####

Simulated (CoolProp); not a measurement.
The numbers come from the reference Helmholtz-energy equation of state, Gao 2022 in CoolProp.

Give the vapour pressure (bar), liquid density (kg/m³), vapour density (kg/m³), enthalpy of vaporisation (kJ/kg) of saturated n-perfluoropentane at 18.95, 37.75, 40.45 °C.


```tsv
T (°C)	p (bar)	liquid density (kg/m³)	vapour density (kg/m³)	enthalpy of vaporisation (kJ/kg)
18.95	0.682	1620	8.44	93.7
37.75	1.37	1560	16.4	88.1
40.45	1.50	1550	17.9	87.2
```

####

[Work task] Copy down the material above exactly as it is.

[Exercise result]
Simulated (CoolProp); not a measurement.
The numbers come from the reference Helmholtz-energy equation of state, Gao 2022 in CoolProp.

Give the vapour pressure (bar), liquid density (kg/m³), vapour density (kg/m³), enthalpy of vaporisation (kJ/kg) of saturated n-perfluoropentane at 18.95, 37.75, 40.45 °C.


```tsv
T (°C)	p (bar)	liquid density (kg/m³)	vapour density (kg/m³)	enthalpy of vaporisation (kJ/kg)
18.95	0.682	1620	8.44	93.7
37.75	1.37	1560	16.4	88.1
40.45	1.50	1550	17.9	87.2
```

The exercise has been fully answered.